▸ Requirement
Write out each record a second time, exactly.

▸ Dataset extract
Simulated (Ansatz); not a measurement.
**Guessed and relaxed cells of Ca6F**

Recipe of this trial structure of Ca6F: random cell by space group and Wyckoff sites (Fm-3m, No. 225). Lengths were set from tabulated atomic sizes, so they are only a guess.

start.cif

▸ Written response
Simulated (Ansatz); not a measurement.
**Guessed and relaxed cells of Ca6F**

Recipe of this trial structure of Ca6F: random cell by space group and Wyckoff sites (Fm-3m, No. 225). Lengths were set from tabulated atomic sizes, so they are only a guess.

start.cif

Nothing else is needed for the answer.